WORK ORDER: The lines below are to be quoted exactly, from the first through the one that contains "Potentials or basis: VASP".

RECORDED DATA:
□ □ □ □

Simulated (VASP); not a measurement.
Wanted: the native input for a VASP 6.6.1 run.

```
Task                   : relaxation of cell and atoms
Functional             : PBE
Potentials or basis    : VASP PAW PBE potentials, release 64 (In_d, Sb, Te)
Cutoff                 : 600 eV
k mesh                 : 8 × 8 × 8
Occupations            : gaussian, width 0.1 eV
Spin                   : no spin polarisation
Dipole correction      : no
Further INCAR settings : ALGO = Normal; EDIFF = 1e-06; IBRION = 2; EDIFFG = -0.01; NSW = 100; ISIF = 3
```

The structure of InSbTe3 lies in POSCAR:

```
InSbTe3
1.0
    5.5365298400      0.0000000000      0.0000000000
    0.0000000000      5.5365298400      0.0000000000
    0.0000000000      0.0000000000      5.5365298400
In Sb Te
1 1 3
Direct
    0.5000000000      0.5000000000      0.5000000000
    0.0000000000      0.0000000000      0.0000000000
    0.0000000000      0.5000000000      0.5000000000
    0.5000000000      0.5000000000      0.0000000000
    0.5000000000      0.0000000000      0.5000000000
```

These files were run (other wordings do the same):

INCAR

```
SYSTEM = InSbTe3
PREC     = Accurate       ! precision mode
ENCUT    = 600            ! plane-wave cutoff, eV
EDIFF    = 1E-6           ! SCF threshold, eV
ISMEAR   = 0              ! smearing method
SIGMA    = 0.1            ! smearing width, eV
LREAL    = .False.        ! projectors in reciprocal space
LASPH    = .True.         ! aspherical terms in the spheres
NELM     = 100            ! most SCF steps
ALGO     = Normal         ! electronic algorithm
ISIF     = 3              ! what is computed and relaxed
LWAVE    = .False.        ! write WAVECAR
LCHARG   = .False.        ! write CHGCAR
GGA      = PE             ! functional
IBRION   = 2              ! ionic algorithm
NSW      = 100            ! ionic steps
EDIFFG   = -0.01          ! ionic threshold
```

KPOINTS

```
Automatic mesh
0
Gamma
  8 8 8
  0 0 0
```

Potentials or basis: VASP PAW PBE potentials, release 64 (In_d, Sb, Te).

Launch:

□ □ □ □

TASK SOLUTION:
Simulated (VASP); not a measurement.
Wanted: the native input for a VASP 6.6.1 run.

```
Task                   : relaxation of cell and atoms
Functional             : PBE
Potentials or basis    : VASP PAW PBE potentials, release 64 (In_d, Sb, Te)
Cutoff                 : 600 eV
k mesh                 : 8 × 8 × 8
Occupations            : gaussian, width 0.1 eV
Spin                   : no spin polarisation
Dipole correction      : no
Further INCAR settings : ALGO = Normal; EDIFF = 1e-06; IBRION = 2; EDIFFG = -0.01; NSW = 100; ISIF = 3
```

The structure of InSbTe3 lies in POSCAR:

```
InSbTe3
1.0
    5.5365298400      0.0000000000      0.0000000000
    0.0000000000      5.5365298400      0.0000000000
    0.0000000000      0.0000000000      5.5365298400
In Sb Te
1 1 3
Direct
    0.5000000000      0.5000000000      0.5000000000
    0.0000000000      0.0000000000      0.0000000000
    0.0000000000      0.5000000000      0.5000000000
    0.5000000000      0.5000000000      0.0000000000
    0.5000000000      0.0000000000      0.5000000000
```

These files were run (other wordings do the same):

INCAR

```
SYSTEM = InSbTe3
PREC     = Accurate       ! precision mode
ENCUT    = 600            ! plane-wave cutoff, eV
EDIFF    = 1E-6           ! SCF threshold, eV
ISMEAR   = 0              ! smearing method
SIGMA    = 0.1            ! smearing width, eV
LREAL    = .False.        ! projectors in reciprocal space
LASPH    = .True.         ! aspherical terms in the spheres
NELM     = 100            ! most SCF steps
ALGO     = Normal         ! electronic algorithm
ISIF     = 3              ! what is computed and relaxed
LWAVE    = .False.        ! write WAVECAR
LCHARG   = .False.        ! write CHGCAR
GGA      = PE             ! functional
IBRION   = 2              ! ionic algorithm
NSW      = 100            ! ionic steps
EDIFFG   = -0.01          ! ionic threshold
```

KPOINTS

```
Automatic mesh
0
Gamma
  8 8 8
  0 0 0
```

Potentials or basis: VASP PAW PBE potentials, release 64 (In_d, Sb, Te).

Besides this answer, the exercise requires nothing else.